◆ ACTIVITY
The expected answer is the set of lines in the data below between the line holding "A. UKS B3LYP, pcH-1" and the line holding "Question: What do", inclusive, written out exactly.

◆ GIVEN ENTRIES
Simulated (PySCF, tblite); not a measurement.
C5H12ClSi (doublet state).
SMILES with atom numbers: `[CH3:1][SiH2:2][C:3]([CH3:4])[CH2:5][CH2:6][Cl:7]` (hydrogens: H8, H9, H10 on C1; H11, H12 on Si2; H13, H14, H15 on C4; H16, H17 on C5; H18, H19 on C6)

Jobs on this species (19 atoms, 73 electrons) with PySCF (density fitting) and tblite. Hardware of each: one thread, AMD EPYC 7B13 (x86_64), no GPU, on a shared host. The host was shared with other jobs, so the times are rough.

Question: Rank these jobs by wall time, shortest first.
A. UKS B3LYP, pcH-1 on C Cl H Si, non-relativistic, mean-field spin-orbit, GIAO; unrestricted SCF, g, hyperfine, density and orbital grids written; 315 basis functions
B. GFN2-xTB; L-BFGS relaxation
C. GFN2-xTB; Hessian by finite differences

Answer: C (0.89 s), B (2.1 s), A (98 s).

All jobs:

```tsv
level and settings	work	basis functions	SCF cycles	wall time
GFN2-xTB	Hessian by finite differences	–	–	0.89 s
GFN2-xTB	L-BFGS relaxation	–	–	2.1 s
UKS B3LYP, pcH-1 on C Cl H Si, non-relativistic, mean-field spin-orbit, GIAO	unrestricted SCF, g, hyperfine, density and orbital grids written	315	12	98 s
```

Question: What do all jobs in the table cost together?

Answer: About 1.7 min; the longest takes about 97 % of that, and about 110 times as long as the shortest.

◆ ANSWER SECTION
A. UKS B3LYP, pcH-1 on C Cl H Si, non-relativistic, mean-field spin-orbit, GIAO; unrestricted SCF, g, hyperfine, density and orbital grids written; 315 basis functions
B. GFN2-xTB; L-BFGS relaxation
C. GFN2-xTB; Hessian by finite differences

Answer: C (0.89 s), B (2.1 s), A (98 s).

All jobs:

```tsv
level and settings	work	basis functions	SCF cycles	wall time
GFN2-xTB	Hessian by finite differences	–	–	0.89 s
GFN2-xTB	L-BFGS relaxation	–	–	2.1 s
UKS B3LYP, pcH-1 on C Cl H Si, non-relativistic, mean-field spin-orbit, GIAO	unrestricted SCF, g, hyperfine, density and orbital grids written	315	12	98 s
```

Question: What do all jobs in the table cost together?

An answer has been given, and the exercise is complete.